WORK ORDER — Give the listing again exactly as written.

STORED DATA below:

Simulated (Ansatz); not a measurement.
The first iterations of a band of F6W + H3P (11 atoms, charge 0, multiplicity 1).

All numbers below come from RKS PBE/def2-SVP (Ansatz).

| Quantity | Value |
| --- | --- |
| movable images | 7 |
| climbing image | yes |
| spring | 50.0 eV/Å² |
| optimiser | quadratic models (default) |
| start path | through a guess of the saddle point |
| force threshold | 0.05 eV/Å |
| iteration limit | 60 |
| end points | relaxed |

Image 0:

End of STORED DATA.

TASK RESPONSE —
Simulated (Ansatz); not a measurement.
The first iterations of a band of F6W + H3P (11 atoms, charge 0, multiplicity 1).

All numbers below come from RKS PBE/def2-SVP (Ansatz).

| Quantity | Value |
| --- | --- |
| movable images | 7 |
| climbing image | yes |
| spring | 50.0 eV/Å² |
| optimiser | quadratic models (default) |
| start path | through a guess of the saddle point |
| force threshold | 0.05 eV/Å |
| iteration limit | 60 |
| end points | relaxed |

Image 0:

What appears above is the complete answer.